►

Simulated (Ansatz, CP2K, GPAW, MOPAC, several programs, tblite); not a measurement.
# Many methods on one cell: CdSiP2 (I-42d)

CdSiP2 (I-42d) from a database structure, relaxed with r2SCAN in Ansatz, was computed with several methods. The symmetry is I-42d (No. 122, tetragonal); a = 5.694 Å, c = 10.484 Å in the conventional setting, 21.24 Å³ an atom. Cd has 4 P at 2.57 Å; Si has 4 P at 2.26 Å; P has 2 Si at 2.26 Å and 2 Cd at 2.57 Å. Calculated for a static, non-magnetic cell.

◄

Work order: An exact copy of all the records is what is needed here.

Written solution:
Simulated (Ansatz, CP2K, GPAW, MOPAC, several programs, tblite); not a measurement.
# Many methods on one cell: CdSiP2 (I-42d)

CdSiP2 (I-42d) from a database structure, relaxed with r2SCAN in Ansatz, was computed with several methods. The symmetry is I-42d (No. 122, tetragonal); a = 5.694 Å, c = 10.484 Å in the conventional setting, 21.24 Å³ an atom. Cd has 4 P at 2.57 Å; Si has 4 P at 2.26 Å; P has 2 Si at 2.26 Å and 2 Cd at 2.57 Å. Calculated for a static, non-magnetic cell.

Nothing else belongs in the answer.